Beginning with the opening line, restate the following material exactly, up through the line that contains "Wall time 3.6".

Dataset below:
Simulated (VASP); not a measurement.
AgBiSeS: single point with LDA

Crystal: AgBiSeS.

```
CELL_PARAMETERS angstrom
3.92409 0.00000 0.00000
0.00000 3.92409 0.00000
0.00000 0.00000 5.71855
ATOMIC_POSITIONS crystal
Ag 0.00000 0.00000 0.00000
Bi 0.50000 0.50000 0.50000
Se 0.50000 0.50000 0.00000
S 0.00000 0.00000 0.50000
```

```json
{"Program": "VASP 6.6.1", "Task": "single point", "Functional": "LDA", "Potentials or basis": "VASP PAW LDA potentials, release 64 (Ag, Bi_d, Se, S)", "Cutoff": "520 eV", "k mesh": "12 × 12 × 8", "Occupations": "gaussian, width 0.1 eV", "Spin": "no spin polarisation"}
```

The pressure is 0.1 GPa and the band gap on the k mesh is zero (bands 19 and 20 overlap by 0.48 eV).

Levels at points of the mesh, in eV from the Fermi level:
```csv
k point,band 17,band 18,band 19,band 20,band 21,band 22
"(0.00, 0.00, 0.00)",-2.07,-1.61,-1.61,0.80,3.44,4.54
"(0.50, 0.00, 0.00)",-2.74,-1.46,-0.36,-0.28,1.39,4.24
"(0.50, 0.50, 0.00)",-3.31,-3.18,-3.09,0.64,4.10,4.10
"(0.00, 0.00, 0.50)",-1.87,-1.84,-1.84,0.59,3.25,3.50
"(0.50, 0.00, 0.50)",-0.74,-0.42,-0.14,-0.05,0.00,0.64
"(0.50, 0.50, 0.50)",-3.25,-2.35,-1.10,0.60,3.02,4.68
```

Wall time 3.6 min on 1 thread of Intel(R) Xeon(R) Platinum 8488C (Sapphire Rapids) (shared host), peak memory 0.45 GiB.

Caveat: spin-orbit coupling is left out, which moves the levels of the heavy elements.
End of Dataset.

*Expected answer*.
Simulated (VASP); not a measurement.
AgBiSeS: single point with LDA

Crystal: AgBiSeS.

```
CELL_PARAMETERS angstrom
3.92409 0.00000 0.00000
0.00000 3.92409 0.00000
0.00000 0.00000 5.71855
ATOMIC_POSITIONS crystal
Ag 0.00000 0.00000 0.00000
Bi 0.50000 0.50000 0.50000
Se 0.50000 0.50000 0.00000
S 0.00000 0.00000 0.50000
```

```json
{"Program": "VASP 6.6.1", "Task": "single point", "Functional": "LDA", "Potentials or basis": "VASP PAW LDA potentials, release 64 (Ag, Bi_d, Se, S)", "Cutoff": "520 eV", "k mesh": "12 × 12 × 8", "Occupations": "gaussian, width 0.1 eV", "Spin": "no spin polarisation"}
```

The pressure is 0.1 GPa and the band gap on the k mesh is zero (bands 19 and 20 overlap by 0.48 eV).

Levels at points of the mesh, in eV from the Fermi level:
```csv
k point,band 17,band 18,band 19,band 20,band 21,band 22
"(0.00, 0.00, 0.00)",-2.07,-1.61,-1.61,0.80,3.44,4.54
"(0.50, 0.00, 0.00)",-2.74,-1.46,-0.36,-0.28,1.39,4.24
"(0.50, 0.50, 0.00)",-3.31,-3.18,-3.09,0.64,4.10,4.10
"(0.00, 0.00, 0.50)",-1.87,-1.84,-1.84,0.59,3.25,3.50
"(0.50, 0.00, 0.50)",-0.74,-0.42,-0.14,-0.05,0.00,0.64
"(0.50, 0.50, 0.50)",-3.25,-2.35,-1.10,0.60,3.02,4.68
```

Wall time 3.6 min on 1 thread of Intel(R) Xeon(R) Platinum 8488C (Sapphire Rapids) (shared host), peak memory 0.45 GiB.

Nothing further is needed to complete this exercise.